[Start of section]

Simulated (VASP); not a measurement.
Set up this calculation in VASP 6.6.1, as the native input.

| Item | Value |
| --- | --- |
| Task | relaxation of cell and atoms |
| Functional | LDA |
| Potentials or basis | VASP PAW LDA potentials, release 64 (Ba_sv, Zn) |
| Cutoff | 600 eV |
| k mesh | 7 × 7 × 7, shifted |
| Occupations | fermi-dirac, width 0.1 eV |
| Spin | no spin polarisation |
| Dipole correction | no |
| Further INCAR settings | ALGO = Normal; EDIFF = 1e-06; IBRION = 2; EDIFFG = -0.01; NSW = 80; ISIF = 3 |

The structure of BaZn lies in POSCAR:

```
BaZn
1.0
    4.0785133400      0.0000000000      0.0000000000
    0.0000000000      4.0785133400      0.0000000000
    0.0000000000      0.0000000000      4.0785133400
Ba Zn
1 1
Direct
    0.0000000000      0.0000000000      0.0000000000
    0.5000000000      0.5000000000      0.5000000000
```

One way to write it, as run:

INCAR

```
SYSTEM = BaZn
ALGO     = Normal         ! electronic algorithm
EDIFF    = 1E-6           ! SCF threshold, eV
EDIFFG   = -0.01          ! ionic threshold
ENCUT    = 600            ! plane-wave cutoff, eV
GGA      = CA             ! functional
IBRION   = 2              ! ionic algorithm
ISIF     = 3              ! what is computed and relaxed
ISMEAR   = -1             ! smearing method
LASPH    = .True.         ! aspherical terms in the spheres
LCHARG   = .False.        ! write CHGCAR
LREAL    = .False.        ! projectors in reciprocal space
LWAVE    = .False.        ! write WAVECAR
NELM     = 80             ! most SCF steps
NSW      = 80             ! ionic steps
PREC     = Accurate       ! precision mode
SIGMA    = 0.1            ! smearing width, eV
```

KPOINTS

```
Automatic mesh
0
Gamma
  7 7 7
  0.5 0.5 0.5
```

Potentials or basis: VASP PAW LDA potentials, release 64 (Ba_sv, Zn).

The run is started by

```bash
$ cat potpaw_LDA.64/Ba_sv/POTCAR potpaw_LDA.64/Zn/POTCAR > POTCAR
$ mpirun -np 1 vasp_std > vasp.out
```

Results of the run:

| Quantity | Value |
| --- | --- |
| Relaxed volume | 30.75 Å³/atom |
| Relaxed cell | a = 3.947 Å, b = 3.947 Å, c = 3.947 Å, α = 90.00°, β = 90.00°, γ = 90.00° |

[End of section]

* [Action item] From the first line of the listing above to the line that contains "correction | no |", inclusive, restate every line word for word. Nothing else belongs in the answer.

* [Response box]
Simulated (VASP); not a measurement.
Set up this calculation in VASP 6.6.1, as the native input.

| Item | Value |
| --- | --- |
| Task | relaxation of cell and atoms |
| Functional | LDA |
| Potentials or basis | VASP PAW LDA potentials, release 64 (Ba_sv, Zn) |
| Cutoff | 600 eV |
| k mesh | 7 × 7 × 7, shifted |
| Occupations | fermi-dirac, width 0.1 eV |
| Spin | no spin polarisation |
| Dipole correction | no |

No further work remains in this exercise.